= WORK TASK =
Return, unaltered, every line from the beginning of the material below up to and including the one with "Structures and frequencies: ωB97X-D3(BJ)/def2-SVP".

++++++++

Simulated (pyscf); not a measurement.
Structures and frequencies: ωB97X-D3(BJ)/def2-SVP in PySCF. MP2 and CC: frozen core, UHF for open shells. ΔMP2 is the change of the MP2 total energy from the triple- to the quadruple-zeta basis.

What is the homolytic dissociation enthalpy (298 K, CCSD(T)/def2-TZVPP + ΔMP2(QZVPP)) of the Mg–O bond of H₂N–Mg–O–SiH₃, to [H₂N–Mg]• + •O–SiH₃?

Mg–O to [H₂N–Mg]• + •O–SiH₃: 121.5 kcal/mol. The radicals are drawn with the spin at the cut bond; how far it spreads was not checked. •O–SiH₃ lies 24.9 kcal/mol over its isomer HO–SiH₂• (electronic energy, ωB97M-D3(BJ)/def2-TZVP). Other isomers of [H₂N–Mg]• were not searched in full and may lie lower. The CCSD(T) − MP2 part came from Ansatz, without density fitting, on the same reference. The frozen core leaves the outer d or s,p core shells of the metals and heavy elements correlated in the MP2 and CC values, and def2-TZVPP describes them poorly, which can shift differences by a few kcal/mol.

++++++++

= TASK RESULT =
Simulated (pyscf); not a measurement.
Structures and frequencies: ωB97X-D3(BJ)/def2-SVP in PySCF. MP2 and CC: frozen core, UHF for open shells. ΔMP2 is the change of the MP2 total energy from the triple- to the quadruple-zeta basis.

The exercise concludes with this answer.